- REQUIREMENT -
Print exactly those lines that run from the beginning of the data to the line bearing "Hardware: 1 thread", inclusive.

- RECORDS SHOWN -
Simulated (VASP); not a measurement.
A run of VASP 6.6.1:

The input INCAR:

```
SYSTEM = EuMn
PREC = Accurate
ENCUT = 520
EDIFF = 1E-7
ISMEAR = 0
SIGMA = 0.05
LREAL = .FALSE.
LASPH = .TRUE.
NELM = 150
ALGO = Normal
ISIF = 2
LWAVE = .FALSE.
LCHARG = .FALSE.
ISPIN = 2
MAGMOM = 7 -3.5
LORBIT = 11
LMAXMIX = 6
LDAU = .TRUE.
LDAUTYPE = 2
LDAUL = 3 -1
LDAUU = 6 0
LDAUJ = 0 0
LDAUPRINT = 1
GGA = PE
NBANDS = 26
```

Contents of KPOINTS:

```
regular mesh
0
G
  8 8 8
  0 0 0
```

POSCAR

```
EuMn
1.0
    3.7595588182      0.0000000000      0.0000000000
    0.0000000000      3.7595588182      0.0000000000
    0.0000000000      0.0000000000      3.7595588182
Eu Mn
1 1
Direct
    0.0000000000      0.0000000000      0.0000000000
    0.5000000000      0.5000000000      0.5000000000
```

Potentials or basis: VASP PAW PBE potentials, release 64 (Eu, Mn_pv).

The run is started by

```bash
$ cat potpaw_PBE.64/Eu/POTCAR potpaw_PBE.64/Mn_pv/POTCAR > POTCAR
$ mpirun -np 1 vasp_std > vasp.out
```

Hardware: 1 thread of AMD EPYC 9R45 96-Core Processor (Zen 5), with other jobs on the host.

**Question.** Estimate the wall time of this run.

- TASK RESULT -
Simulated (VASP); not a measurement.
A run of VASP 6.6.1:

The input INCAR:

```
SYSTEM = EuMn
PREC = Accurate
ENCUT = 520
EDIFF = 1E-7
ISMEAR = 0
SIGMA = 0.05
LREAL = .FALSE.
LASPH = .TRUE.
NELM = 150
ALGO = Normal
ISIF = 2
LWAVE = .FALSE.
LCHARG = .FALSE.
ISPIN = 2
MAGMOM = 7 -3.5
LORBIT = 11
LMAXMIX = 6
LDAU = .TRUE.
LDAUTYPE = 2
LDAUL = 3 -1
LDAUU = 6 0
LDAUJ = 0 0
LDAUPRINT = 1
GGA = PE
NBANDS = 26
```

Contents of KPOINTS:

```
regular mesh
0
G
  8 8 8
  0 0 0
```

POSCAR

```
EuMn
1.0
    3.7595588182      0.0000000000      0.0000000000
    0.0000000000      3.7595588182      0.0000000000
    0.0000000000      0.0000000000      3.7595588182
Eu Mn
1 1
Direct
    0.0000000000      0.0000000000      0.0000000000
    0.5000000000      0.5000000000      0.5000000000
```

Potentials or basis: VASP PAW PBE potentials, release 64 (Eu, Mn_pv).

The run is started by

```bash
$ cat potpaw_PBE.64/Eu/POTCAR potpaw_PBE.64/Mn_pv/POTCAR > POTCAR
$ mpirun -np 1 vasp_std > vasp.out
```

Hardware: 1 thread of AMD EPYC 9R45 96-Core Processor (Zen 5), with other jobs on the host.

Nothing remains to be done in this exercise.